* _SOURCE INFORMATION_:
Content starts

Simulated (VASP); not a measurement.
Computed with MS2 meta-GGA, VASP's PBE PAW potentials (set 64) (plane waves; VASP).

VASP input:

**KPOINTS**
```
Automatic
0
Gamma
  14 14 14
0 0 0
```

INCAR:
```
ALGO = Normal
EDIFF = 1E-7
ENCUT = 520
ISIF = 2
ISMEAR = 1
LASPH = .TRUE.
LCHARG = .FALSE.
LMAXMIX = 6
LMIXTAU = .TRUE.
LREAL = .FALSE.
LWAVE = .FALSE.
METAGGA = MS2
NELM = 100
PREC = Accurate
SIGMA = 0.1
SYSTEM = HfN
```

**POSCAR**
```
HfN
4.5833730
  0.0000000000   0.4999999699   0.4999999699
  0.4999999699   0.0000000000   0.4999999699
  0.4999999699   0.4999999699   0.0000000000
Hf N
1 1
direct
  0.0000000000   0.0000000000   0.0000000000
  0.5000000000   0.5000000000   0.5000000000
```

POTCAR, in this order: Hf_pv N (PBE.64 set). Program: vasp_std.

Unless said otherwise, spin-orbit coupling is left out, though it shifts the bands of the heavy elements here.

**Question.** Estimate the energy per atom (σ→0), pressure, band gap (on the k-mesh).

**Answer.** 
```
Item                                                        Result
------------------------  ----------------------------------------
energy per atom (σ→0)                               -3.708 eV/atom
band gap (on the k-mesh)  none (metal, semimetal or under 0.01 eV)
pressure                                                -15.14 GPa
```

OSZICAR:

Content ends

* _ACTIVITY_: Set down the lines of the records exactly, from the first one through the line containing "POTCAR, in this", and add nothing else.

* _PROBLEM SOLUTION_:
Simulated (VASP); not a measurement.
Computed with MS2 meta-GGA, VASP's PBE PAW potentials (set 64) (plane waves; VASP).

VASP input:

**KPOINTS**
```
Automatic
0
Gamma
  14 14 14
0 0 0
```

INCAR:
```
ALGO = Normal
EDIFF = 1E-7
ENCUT = 520
ISIF = 2
ISMEAR = 1
LASPH = .TRUE.
LCHARG = .FALSE.
LMAXMIX = 6
LMIXTAU = .TRUE.
LREAL = .FALSE.
LWAVE = .FALSE.
METAGGA = MS2
NELM = 100
PREC = Accurate
SIGMA = 0.1
SYSTEM = HfN
```

**POSCAR**
```
HfN
4.5833730
  0.0000000000   0.4999999699   0.4999999699
  0.4999999699   0.0000000000   0.4999999699
  0.4999999699   0.4999999699   0.0000000000
Hf N
1 1
direct
  0.0000000000   0.0000000000   0.0000000000
  0.5000000000   0.5000000000   0.5000000000
```

POTCAR, in this order: Hf_pv N (PBE.64 set). Program: vasp_std.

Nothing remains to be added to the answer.